▸ Work task: Only those lines running from the start of the listing below through the line that holds "The structure of" are to be written out, exactly and in full.

▸ Dataset records:
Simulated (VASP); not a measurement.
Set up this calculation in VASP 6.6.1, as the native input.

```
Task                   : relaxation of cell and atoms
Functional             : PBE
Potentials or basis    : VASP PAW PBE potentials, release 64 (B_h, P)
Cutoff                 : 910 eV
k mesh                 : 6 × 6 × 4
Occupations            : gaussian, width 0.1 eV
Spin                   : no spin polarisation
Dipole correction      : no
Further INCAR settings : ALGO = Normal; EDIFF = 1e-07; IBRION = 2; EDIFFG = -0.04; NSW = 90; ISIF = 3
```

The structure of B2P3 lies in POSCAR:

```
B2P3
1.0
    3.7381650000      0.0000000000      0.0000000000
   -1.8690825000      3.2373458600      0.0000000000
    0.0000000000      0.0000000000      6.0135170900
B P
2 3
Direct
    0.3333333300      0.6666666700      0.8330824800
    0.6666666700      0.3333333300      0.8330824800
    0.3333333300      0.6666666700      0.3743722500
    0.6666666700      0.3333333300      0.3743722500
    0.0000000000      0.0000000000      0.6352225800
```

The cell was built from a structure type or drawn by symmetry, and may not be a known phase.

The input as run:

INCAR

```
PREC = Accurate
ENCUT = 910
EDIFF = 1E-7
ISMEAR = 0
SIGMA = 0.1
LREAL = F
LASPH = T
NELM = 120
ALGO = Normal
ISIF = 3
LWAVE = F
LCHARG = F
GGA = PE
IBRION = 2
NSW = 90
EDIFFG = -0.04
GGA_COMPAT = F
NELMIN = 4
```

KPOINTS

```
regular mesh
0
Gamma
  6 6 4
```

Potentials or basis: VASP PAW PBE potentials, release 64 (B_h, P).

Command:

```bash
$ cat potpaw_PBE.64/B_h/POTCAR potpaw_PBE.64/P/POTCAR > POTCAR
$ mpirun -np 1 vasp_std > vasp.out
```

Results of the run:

▸ Task output:
Simulated (VASP); not a measurement.
Set up this calculation in VASP 6.6.1, as the native input.

```
Task                   : relaxation of cell and atoms
Functional             : PBE
Potentials or basis    : VASP PAW PBE potentials, release 64 (B_h, P)
Cutoff                 : 910 eV
k mesh                 : 6 × 6 × 4
Occupations            : gaussian, width 0.1 eV
Spin                   : no spin polarisation
Dipole correction      : no
Further INCAR settings : ALGO = Normal; EDIFF = 1e-07; IBRION = 2; EDIFFG = -0.04; NSW = 90; ISIF = 3
```

The structure of B2P3 lies in POSCAR:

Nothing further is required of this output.